[Start of Attachment]
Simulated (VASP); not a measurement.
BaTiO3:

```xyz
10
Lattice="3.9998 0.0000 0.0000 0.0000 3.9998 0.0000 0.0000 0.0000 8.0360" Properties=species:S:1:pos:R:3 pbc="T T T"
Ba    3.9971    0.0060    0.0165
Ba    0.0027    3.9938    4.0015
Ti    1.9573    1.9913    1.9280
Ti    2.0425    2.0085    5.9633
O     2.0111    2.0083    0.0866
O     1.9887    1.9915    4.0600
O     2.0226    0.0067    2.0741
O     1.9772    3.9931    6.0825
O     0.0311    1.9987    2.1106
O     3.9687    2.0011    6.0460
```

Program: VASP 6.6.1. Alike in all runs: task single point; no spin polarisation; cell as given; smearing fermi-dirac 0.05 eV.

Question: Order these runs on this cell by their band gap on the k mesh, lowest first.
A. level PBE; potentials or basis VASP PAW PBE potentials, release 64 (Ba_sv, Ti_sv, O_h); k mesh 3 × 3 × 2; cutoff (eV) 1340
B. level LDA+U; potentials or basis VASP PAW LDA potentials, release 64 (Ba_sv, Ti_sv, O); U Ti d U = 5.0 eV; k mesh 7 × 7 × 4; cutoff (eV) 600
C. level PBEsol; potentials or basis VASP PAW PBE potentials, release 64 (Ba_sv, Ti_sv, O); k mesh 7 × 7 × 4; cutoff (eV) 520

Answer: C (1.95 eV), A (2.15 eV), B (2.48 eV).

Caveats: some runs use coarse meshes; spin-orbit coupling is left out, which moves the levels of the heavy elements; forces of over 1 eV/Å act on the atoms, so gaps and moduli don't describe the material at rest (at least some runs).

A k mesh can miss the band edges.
[End of Attachment]

» **Activity**
Among the records above, extract exactly the lines from the line with "C. level PBEsol;" to the line with "Answer: C (1.95", both lines included, and leave out the rest.

» **Exercise output**
C. level PBEsol; potentials or basis VASP PAW PBE potentials, release 64 (Ba_sv, Ti_sv, O); k mesh 7 × 7 × 4; cutoff (eV) 520

Answer: C (1.95 eV), A (2.15 eV), B (2.48 eV).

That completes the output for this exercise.